Activity.
Reproduce the following entries exactly, leaving nothing out.

Supplied records.
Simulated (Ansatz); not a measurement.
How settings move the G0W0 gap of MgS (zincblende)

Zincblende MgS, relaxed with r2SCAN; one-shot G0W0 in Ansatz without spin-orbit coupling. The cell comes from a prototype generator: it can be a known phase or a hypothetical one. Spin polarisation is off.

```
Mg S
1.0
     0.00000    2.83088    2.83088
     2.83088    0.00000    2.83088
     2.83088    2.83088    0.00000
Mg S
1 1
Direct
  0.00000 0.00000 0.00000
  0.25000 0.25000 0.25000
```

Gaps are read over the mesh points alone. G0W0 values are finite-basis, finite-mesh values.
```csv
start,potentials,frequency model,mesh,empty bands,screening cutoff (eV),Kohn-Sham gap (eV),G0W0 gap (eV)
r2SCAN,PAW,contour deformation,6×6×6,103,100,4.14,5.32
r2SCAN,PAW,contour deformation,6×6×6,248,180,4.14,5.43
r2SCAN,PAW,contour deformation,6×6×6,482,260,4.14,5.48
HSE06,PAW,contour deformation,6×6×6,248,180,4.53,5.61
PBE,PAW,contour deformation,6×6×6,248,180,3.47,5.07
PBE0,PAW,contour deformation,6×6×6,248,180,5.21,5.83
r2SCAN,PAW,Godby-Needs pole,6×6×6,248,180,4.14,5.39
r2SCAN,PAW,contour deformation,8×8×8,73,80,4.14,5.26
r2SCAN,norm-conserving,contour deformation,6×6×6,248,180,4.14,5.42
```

Response box.
Simulated (Ansatz); not a measurement.
How settings move the G0W0 gap of MgS (zincblende)

Zincblende MgS, relaxed with r2SCAN; one-shot G0W0 in Ansatz without spin-orbit coupling. The cell comes from a prototype generator: it can be a known phase or a hypothetical one. Spin polarisation is off.

```
Mg S
1.0
     0.00000    2.83088    2.83088
     2.83088    0.00000    2.83088
     2.83088    2.83088    0.00000
Mg S
1 1
Direct
  0.00000 0.00000 0.00000
  0.25000 0.25000 0.25000
```

Gaps are read over the mesh points alone. G0W0 values are finite-basis, finite-mesh values.
```csv
start,potentials,frequency model,mesh,empty bands,screening cutoff (eV),Kohn-Sham gap (eV),G0W0 gap (eV)
r2SCAN,PAW,contour deformation,6×6×6,103,100,4.14,5.32
r2SCAN,PAW,contour deformation,6×6×6,248,180,4.14,5.43
r2SCAN,PAW,contour deformation,6×6×6,482,260,4.14,5.48
HSE06,PAW,contour deformation,6×6×6,248,180,4.53,5.61
PBE,PAW,contour deformation,6×6×6,248,180,3.47,5.07
PBE0,PAW,contour deformation,6×6×6,248,180,5.21,5.83
r2SCAN,PAW,Godby-Needs pole,6×6×6,248,180,4.14,5.39
r2SCAN,PAW,contour deformation,8×8×8,73,80,4.14,5.26
r2SCAN,norm-conserving,contour deformation,6×6×6,248,180,4.14,5.42
```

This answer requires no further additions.